* **Excerpted data**
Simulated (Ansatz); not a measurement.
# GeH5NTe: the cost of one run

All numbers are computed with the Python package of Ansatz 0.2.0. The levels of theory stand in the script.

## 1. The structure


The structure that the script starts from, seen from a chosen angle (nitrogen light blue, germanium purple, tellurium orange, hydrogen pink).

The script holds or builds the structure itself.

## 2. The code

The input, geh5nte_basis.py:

* **Work task**
Exactly as they appear above, write out all of the lines.

* **Task output**
Simulated (Ansatz); not a measurement.
# GeH5NTe: the cost of one run

All numbers are computed with the Python package of Ansatz 0.2.0. The levels of theory stand in the script.

## 1. The structure


The structure that the script starts from, seen from a chosen angle (nitrogen light blue, germanium purple, tellurium orange, hydrogen pink).

The script holds or builds the structure itself.

## 2. The code

The input, geh5nte_basis.py:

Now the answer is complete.